(Extracted information begins)

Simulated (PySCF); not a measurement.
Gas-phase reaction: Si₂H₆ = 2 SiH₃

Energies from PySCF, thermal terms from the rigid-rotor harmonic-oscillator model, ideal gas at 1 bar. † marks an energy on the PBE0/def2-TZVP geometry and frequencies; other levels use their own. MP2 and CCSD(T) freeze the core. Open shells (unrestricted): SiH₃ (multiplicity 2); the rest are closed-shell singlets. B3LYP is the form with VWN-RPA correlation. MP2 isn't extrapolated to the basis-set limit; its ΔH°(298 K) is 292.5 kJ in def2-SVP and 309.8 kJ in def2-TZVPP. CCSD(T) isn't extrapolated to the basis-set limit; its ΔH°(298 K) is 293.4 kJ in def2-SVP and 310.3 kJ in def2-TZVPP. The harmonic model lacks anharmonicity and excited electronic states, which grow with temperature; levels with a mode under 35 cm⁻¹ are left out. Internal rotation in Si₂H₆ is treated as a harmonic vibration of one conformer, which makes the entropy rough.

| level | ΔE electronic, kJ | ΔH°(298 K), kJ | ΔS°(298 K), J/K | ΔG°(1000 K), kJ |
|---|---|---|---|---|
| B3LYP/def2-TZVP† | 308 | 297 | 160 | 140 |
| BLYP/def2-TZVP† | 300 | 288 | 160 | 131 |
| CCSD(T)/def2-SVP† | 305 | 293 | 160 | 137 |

(Extracted information ends)

Could I ask you to return the records exactly and in full?

Simulated (PySCF); not a measurement.
Gas-phase reaction: Si₂H₆ = 2 SiH₃

Energies from PySCF, thermal terms from the rigid-rotor harmonic-oscillator model, ideal gas at 1 bar. † marks an energy on the PBE0/def2-TZVP geometry and frequencies; other levels use their own. MP2 and CCSD(T) freeze the core. Open shells (unrestricted): SiH₃ (multiplicity 2); the rest are closed-shell singlets. B3LYP is the form with VWN-RPA correlation. MP2 isn't extrapolated to the basis-set limit; its ΔH°(298 K) is 292.5 kJ in def2-SVP and 309.8 kJ in def2-TZVPP. CCSD(T) isn't extrapolated to the basis-set limit; its ΔH°(298 K) is 293.4 kJ in def2-SVP and 310.3 kJ in def2-TZVPP. The harmonic model lacks anharmonicity and excited electronic states, which grow with temperature; levels with a mode under 35 cm⁻¹ are left out. Internal rotation in Si₂H₆ is treated as a harmonic vibration of one conformer, which makes the entropy rough.

| level | ΔE electronic, kJ | ΔH°(298 K), kJ | ΔS°(298 K), J/K | ΔG°(1000 K), kJ |
|---|---|---|---|---|
| B3LYP/def2-TZVP† | 308 | 297 | 160 | 140 |
| BLYP/def2-TZVP† | 300 | 288 | 160 | 131 |
| CCSD(T)/def2-SVP† | 305 | 293 | 160 | 137 |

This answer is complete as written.